DATA EXTRACT below:

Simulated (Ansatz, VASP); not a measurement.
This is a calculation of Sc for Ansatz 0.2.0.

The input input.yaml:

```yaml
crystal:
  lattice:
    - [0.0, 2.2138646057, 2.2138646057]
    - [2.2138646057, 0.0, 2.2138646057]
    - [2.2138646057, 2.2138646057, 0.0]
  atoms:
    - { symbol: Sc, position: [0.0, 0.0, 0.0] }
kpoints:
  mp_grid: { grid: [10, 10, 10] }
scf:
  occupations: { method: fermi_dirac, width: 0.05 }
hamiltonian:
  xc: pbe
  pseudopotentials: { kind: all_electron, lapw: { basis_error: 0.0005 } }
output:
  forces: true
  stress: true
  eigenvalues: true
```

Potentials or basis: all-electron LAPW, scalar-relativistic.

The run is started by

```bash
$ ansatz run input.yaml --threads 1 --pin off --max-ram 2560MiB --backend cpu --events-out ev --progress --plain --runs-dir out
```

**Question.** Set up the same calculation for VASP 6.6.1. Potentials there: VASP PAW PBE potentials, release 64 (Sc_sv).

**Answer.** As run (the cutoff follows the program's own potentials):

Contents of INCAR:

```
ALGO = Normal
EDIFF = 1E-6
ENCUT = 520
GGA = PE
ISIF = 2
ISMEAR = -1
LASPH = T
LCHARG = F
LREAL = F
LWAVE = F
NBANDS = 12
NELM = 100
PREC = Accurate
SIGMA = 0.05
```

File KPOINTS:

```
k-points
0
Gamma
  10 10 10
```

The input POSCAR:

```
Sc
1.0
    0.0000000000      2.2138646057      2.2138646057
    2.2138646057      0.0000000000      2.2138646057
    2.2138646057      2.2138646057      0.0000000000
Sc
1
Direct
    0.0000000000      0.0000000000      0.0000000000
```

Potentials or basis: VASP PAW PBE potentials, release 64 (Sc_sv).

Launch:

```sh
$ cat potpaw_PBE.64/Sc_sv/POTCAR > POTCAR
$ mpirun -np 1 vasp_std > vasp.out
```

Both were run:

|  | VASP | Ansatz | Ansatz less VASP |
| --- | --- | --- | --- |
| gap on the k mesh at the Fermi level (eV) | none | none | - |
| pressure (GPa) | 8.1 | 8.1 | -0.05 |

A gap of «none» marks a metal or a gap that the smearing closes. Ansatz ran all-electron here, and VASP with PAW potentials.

End of DATA EXTRACT.

• **WORK INSTRUCTION**: Nothing but the lines from the top of the entries above through the line with "8.1 | -0.05 |" should be set down, each exactly as written.

• **WRITTEN RESPONSE**:
Simulated (Ansatz, VASP); not a measurement.
This is a calculation of Sc for Ansatz 0.2.0.

The input input.yaml:

```yaml
crystal:
  lattice:
    - [0.0, 2.2138646057, 2.2138646057]
    - [2.2138646057, 0.0, 2.2138646057]
    - [2.2138646057, 2.2138646057, 0.0]
  atoms:
    - { symbol: Sc, position: [0.0, 0.0, 0.0] }
kpoints:
  mp_grid: { grid: [10, 10, 10] }
scf:
  occupations: { method: fermi_dirac, width: 0.05 }
hamiltonian:
  xc: pbe
  pseudopotentials: { kind: all_electron, lapw: { basis_error: 0.0005 } }
output:
  forces: true
  stress: true
  eigenvalues: true
```

Potentials or basis: all-electron LAPW, scalar-relativistic.

The run is started by

```bash
$ ansatz run input.yaml --threads 1 --pin off --max-ram 2560MiB --backend cpu --events-out ev --progress --plain --runs-dir out
```

**Question.** Set up the same calculation for VASP 6.6.1. Potentials there: VASP PAW PBE potentials, release 64 (Sc_sv).

**Answer.** As run (the cutoff follows the program's own potentials):

Contents of INCAR:

```
ALGO = Normal
EDIFF = 1E-6
ENCUT = 520
GGA = PE
ISIF = 2
ISMEAR = -1
LASPH = T
LCHARG = F
LREAL = F
LWAVE = F
NBANDS = 12
NELM = 100
PREC = Accurate
SIGMA = 0.05
```

File KPOINTS:

```
k-points
0
Gamma
  10 10 10
```

The input POSCAR:

```
Sc
1.0
    0.0000000000      2.2138646057      2.2138646057
    2.2138646057      0.0000000000      2.2138646057
    2.2138646057      2.2138646057      0.0000000000
Sc
1
Direct
    0.0000000000      0.0000000000      0.0000000000
```

Potentials or basis: VASP PAW PBE potentials, release 64 (Sc_sv).

Launch:

```sh
$ cat potpaw_PBE.64/Sc_sv/POTCAR > POTCAR
$ mpirun -np 1 vasp_std > vasp.out
```

Both were run:

|  | VASP | Ansatz | Ansatz less VASP |
| --- | --- | --- | --- |
| gap on the k mesh at the Fermi level (eV) | none | none | - |
| pressure (GPa) | 8.1 | 8.1 | -0.05 |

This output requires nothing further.